- _REQUIREMENT_: In the records below, find the line that contains "## pw.x on diamond K: one setting changed" and the line that contains "Potential: PAW, atompaw", then retype exactly those two lines and every line between them.

◆ ◆ ◆ ◆

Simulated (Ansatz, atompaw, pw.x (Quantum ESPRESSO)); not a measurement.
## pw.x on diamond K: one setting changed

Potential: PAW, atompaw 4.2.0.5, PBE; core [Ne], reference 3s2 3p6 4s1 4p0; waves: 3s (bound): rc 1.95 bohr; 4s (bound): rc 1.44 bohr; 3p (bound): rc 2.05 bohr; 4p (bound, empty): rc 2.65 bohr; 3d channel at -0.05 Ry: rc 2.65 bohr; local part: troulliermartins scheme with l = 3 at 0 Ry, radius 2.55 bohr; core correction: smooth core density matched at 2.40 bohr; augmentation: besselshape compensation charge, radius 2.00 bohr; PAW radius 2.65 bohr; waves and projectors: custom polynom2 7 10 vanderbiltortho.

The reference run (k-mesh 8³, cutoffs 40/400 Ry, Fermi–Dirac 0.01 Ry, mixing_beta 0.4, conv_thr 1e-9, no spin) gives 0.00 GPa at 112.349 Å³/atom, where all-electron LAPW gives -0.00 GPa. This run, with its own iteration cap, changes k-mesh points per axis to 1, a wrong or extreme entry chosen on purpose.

◆ ◆ ◆ ◆

- _WRITTEN RESPONSE_:
## pw.x on diamond K: one setting changed

Potential: PAW, atompaw 4.2.0.5, PBE; core [Ne], reference 3s2 3p6 4s1 4p0; waves: 3s (bound): rc 1.95 bohr; 4s (bound): rc 1.44 bohr; 3p (bound): rc 2.05 bohr; 4p (bound, empty): rc 2.65 bohr; 3d channel at -0.05 Ry: rc 2.65 bohr; local part: troulliermartins scheme with l = 3 at 0 Ry, radius 2.55 bohr; core correction: smooth core density matched at 2.40 bohr; augmentation: besselshape compensation charge, radius 2.00 bohr; PAW radius 2.65 bohr; waves and projectors: custom polynom2 7 10 vanderbiltortho.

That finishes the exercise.